### EXTRACTED INFORMATION

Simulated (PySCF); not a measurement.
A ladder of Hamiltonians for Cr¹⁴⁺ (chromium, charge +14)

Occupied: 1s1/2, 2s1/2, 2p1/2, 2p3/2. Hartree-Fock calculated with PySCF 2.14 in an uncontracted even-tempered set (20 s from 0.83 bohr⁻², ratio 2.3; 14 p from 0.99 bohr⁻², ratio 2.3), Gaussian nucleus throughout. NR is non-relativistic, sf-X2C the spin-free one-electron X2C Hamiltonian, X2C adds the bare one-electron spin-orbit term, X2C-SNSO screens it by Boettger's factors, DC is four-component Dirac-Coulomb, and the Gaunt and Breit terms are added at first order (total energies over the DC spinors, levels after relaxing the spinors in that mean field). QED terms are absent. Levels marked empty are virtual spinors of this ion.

######

ASSIGNMENT >> Line by line, copy the entries above exactly as they appear.

WRITTEN SOLUTION >>
Simulated (PySCF); not a measurement.
A ladder of Hamiltonians for Cr¹⁴⁺ (chromium, charge +14)

Occupied: 1s1/2, 2s1/2, 2p1/2, 2p3/2. Hartree-Fock calculated with PySCF 2.14 in an uncontracted even-tempered set (20 s from 0.83 bohr⁻², ratio 2.3; 14 p from 0.99 bohr⁻², ratio 2.3), Gaussian nucleus throughout. NR is non-relativistic, sf-X2C the spin-free one-electron X2C Hamiltonian, X2C adds the bare one-electron spin-orbit term, X2C-SNSO screens it by Boettger's factors, DC is four-component Dirac-Coulomb, and the Gaunt and Breit terms are added at first order (total energies over the DC spinors, levels after relaxing the spinors in that mean field). QED terms are absent. Levels marked empty are virtual spinors of this ion.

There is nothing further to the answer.